From the entries below, copy exactly the lines from the one that contains "0.0 | +0.02 |" through the one that contains "-0.09 | 0.000 |", both included, and only those.

——————————

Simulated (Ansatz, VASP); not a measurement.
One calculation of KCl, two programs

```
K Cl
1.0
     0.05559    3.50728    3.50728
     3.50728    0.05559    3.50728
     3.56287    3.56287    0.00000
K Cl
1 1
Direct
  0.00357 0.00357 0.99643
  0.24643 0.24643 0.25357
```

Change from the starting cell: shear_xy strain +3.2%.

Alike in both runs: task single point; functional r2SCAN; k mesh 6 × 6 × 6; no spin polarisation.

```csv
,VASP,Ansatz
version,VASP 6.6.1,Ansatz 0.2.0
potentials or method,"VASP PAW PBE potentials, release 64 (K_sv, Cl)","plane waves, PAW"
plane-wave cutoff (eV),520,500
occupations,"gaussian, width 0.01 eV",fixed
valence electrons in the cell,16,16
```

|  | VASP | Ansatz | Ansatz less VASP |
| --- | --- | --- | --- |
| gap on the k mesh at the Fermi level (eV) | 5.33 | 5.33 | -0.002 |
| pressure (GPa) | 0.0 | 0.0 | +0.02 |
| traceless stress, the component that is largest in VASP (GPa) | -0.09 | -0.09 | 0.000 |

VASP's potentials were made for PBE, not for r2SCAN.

——————————

#### Your response
| pressure (GPa) | 0.0 | 0.0 | +0.02 |
| traceless stress, the component that is largest in VASP (GPa) | -0.09 | -0.09 | 0.000 |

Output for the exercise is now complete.